[ASSIGNED TASK]: Give the listing again in full, exactly as it appears.

[RECORDED DATA]:
★ ★ ★ ★ ★ ★ ★
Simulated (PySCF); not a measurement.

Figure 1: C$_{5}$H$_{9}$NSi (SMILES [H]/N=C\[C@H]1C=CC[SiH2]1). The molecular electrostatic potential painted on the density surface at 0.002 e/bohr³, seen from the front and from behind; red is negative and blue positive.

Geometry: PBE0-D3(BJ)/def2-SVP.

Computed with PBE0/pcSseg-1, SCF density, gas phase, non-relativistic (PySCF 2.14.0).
★ ★ ★ ★ ★ ★ ★

[TASK ANSWER]:
Simulated (PySCF); not a measurement.

Figure 1: C$_{5}$H$_{9}$NSi (SMILES [H]/N=C\[C@H]1C=CC[SiH2]1). The molecular electrostatic potential painted on the density surface at 0.002 e/bohr³, seen from the front and from behind; red is negative and blue positive.

Geometry: PBE0-D3(BJ)/def2-SVP.

Computed with PBE0/pcSseg-1, SCF density, gas phase, non-relativistic (PySCF 2.14.0).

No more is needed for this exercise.